___ DATASET EXTRACT

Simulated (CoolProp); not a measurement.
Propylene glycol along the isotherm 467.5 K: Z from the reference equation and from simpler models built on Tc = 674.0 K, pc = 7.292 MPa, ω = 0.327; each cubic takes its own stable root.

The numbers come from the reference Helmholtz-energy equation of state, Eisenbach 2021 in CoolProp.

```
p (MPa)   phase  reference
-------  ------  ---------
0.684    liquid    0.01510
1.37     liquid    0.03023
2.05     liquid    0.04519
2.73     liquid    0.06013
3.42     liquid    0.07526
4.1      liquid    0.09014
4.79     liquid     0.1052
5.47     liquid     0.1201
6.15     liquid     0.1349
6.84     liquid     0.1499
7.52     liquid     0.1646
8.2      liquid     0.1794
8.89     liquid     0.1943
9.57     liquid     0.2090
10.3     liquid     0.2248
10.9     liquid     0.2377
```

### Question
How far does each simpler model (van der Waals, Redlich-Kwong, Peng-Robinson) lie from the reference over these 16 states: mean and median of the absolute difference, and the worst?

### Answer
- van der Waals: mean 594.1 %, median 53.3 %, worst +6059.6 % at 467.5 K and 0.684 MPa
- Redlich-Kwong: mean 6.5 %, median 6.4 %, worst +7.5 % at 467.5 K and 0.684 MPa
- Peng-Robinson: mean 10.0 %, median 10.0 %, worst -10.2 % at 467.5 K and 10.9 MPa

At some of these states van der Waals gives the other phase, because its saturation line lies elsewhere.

______

TASK ITEM: Please return exactly the lines from the opening line of the data above through the line with "- Peng-Robinson: mean", both included and nothing else.

WRITTEN ANSWER:
Simulated (CoolProp); not a measurement.
Propylene glycol along the isotherm 467.5 K: Z from the reference equation and from simpler models built on Tc = 674.0 K, pc = 7.292 MPa, ω = 0.327; each cubic takes its own stable root.

The numbers come from the reference Helmholtz-energy equation of state, Eisenbach 2021 in CoolProp.

```
p (MPa)   phase  reference
-------  ------  ---------
0.684    liquid    0.01510
1.37     liquid    0.03023
2.05     liquid    0.04519
2.73     liquid    0.06013
3.42     liquid    0.07526
4.1      liquid    0.09014
4.79     liquid     0.1052
5.47     liquid     0.1201
6.15     liquid     0.1349
6.84     liquid     0.1499
7.52     liquid     0.1646
8.2      liquid     0.1794
8.89     liquid     0.1943
9.57     liquid     0.2090
10.3     liquid     0.2248
10.9     liquid     0.2377
```

### Question
How far does each simpler model (van der Waals, Redlich-Kwong, Peng-Robinson) lie from the reference over these 16 states: mean and median of the absolute difference, and the worst?

### Answer
- van der Waals: mean 594.1 %, median 53.3 %, worst +6059.6 % at 467.5 K and 0.684 MPa
- Redlich-Kwong: mean 6.5 %, median 6.4 %, worst +7.5 % at 467.5 K and 0.684 MPa
- Peng-Robinson: mean 10.0 %, median 10.0 %, worst -10.2 % at 467.5 K and 10.9 MPa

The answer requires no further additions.